▶ **Provided material**:
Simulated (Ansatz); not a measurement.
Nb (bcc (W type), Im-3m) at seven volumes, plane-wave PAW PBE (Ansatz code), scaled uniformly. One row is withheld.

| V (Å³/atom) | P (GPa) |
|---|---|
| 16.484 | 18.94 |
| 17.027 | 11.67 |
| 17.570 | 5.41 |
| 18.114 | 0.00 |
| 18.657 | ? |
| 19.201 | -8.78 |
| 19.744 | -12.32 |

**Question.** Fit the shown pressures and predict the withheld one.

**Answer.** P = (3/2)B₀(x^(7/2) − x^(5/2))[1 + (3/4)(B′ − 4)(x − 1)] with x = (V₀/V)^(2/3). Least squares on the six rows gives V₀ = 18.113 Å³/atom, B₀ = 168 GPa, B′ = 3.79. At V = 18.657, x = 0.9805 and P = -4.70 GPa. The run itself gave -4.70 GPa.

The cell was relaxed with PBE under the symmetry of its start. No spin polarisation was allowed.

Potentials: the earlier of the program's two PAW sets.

▶ **Task item**: Give the exact lines, and only those, from the line containing "the withheld one." through the line containing "The cell was" in the entries above.

▶ **Task response**:
**Question.** Fit the shown pressures and predict the withheld one.

**Answer.** P = (3/2)B₀(x^(7/2) − x^(5/2))[1 + (3/4)(B′ − 4)(x − 1)] with x = (V₀/V)^(2/3). Least squares on the six rows gives V₀ = 18.113 Å³/atom, B₀ = 168 GPa, B′ = 3.79. At V = 18.657, x = 0.9805 and P = -4.70 GPa. The run itself gave -4.70 GPa.

The cell was relaxed with PBE under the symmetry of its start. No spin polarisation was allowed.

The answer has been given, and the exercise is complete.